Record extracts: Begin

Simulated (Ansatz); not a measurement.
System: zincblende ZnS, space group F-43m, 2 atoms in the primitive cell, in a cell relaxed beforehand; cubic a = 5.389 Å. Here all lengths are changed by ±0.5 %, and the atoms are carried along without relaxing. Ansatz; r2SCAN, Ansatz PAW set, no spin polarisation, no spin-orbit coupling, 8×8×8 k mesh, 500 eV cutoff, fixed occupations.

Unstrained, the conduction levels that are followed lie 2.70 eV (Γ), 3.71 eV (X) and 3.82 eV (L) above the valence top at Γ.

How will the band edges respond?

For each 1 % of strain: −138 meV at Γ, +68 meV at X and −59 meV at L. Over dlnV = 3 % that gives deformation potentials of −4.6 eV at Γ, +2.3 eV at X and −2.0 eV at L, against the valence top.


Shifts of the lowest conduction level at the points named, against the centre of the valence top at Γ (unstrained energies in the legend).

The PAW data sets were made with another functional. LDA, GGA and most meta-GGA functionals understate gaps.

Record extracts: End

● **Action item**
From the data above, output exactly the lines between the one containing "System: zincblende ZnS, space" and the one containing "How will the band edges respond?", counting both of them.

● **Answer section**
System: zincblende ZnS, space group F-43m, 2 atoms in the primitive cell, in a cell relaxed beforehand; cubic a = 5.389 Å. Here all lengths are changed by ±0.5 %, and the atoms are carried along without relaxing. Ansatz; r2SCAN, Ansatz PAW set, no spin polarisation, no spin-orbit coupling, 8×8×8 k mesh, 500 eV cutoff, fixed occupations.

Unstrained, the conduction levels that are followed lie 2.70 eV (Γ), 3.71 eV (X) and 3.82 eV (L) above the valence top at Γ.

How will the band edges respond?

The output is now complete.